_WORK ORDER_
Could you transcribe every entry exactly, leaving nothing out?

*** DATA EXTRACT Section Begins ***
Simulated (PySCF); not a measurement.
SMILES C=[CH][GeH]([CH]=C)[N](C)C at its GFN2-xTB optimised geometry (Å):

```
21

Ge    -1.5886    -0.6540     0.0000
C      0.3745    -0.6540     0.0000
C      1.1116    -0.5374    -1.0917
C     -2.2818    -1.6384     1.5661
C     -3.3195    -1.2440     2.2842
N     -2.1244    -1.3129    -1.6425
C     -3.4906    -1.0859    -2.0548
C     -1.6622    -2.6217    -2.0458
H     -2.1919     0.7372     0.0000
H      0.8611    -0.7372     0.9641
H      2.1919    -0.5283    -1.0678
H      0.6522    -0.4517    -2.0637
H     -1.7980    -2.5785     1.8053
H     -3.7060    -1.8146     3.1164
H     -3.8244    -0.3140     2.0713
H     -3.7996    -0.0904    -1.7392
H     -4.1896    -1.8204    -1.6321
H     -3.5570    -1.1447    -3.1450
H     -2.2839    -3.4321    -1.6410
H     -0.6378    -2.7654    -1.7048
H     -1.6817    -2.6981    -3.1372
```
*** DATA EXTRACT Section Ends ***

_RESPONSE_
Simulated (PySCF); not a measurement.
SMILES C=[CH][GeH]([CH]=C)[N](C)C at its GFN2-xTB optimised geometry (Å):

```
21

Ge    -1.5886    -0.6540     0.0000
C      0.3745    -0.6540     0.0000
C      1.1116    -0.5374    -1.0917
C     -2.2818    -1.6384     1.5661
C     -3.3195    -1.2440     2.2842
N     -2.1244    -1.3129    -1.6425
C     -3.4906    -1.0859    -2.0548
C     -1.6622    -2.6217    -2.0458
H     -2.1919     0.7372     0.0000
H      0.8611    -0.7372     0.9641
H      2.1919    -0.5283    -1.0678
H      0.6522    -0.4517    -2.0637
H     -1.7980    -2.5785     1.8053
H     -3.7060    -1.8146     3.1164
H     -3.8244    -0.3140     2.0713
H     -3.7996    -0.0904    -1.7392
H     -4.1896    -1.8204    -1.6321
H     -3.5570    -1.1447    -3.1450
H     -2.2839    -3.4321    -1.6410
H     -0.6378    -2.7654    -1.7048
H     -1.6817    -2.6981    -3.1372
```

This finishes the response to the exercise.